# [Information]
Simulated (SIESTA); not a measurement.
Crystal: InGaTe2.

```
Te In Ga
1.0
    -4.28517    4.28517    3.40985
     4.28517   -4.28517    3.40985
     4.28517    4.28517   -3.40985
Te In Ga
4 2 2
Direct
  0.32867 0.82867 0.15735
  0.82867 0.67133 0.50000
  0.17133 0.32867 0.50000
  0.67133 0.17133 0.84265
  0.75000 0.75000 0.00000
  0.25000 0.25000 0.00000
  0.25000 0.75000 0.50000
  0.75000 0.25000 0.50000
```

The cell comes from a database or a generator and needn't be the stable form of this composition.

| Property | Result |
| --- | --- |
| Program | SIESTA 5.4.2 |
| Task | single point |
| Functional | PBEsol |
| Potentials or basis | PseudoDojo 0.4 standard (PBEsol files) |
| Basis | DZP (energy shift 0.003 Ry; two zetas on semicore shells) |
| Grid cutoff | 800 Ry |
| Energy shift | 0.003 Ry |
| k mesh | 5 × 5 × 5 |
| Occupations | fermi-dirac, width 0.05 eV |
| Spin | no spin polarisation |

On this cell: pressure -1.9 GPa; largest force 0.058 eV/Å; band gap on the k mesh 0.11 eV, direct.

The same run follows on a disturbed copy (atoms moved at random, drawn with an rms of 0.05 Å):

# [Action item]
In this exercise, you retype all of the data exactly as it appears above.

# [Exercise result]
Simulated (SIESTA); not a measurement.
Crystal: InGaTe2.

```
Te In Ga
1.0
    -4.28517    4.28517    3.40985
     4.28517   -4.28517    3.40985
     4.28517    4.28517   -3.40985
Te In Ga
4 2 2
Direct
  0.32867 0.82867 0.15735
  0.82867 0.67133 0.50000
  0.17133 0.32867 0.50000
  0.67133 0.17133 0.84265
  0.75000 0.75000 0.00000
  0.25000 0.25000 0.00000
  0.25000 0.75000 0.50000
  0.75000 0.25000 0.50000
```

The cell comes from a database or a generator and needn't be the stable form of this composition.

| Property | Result |
| --- | --- |
| Program | SIESTA 5.4.2 |
| Task | single point |
| Functional | PBEsol |
| Potentials or basis | PseudoDojo 0.4 standard (PBEsol files) |
| Basis | DZP (energy shift 0.003 Ry; two zetas on semicore shells) |
| Grid cutoff | 800 Ry |
| Energy shift | 0.003 Ry |
| k mesh | 5 × 5 × 5 |
| Occupations | fermi-dirac, width 0.05 eV |
| Spin | no spin polarisation |

On this cell: pressure -1.9 GPa; largest force 0.058 eV/Å; band gap on the k mesh 0.11 eV, direct.

The same run follows on a disturbed copy (atoms moved at random, drawn with an rms of 0.05 Å):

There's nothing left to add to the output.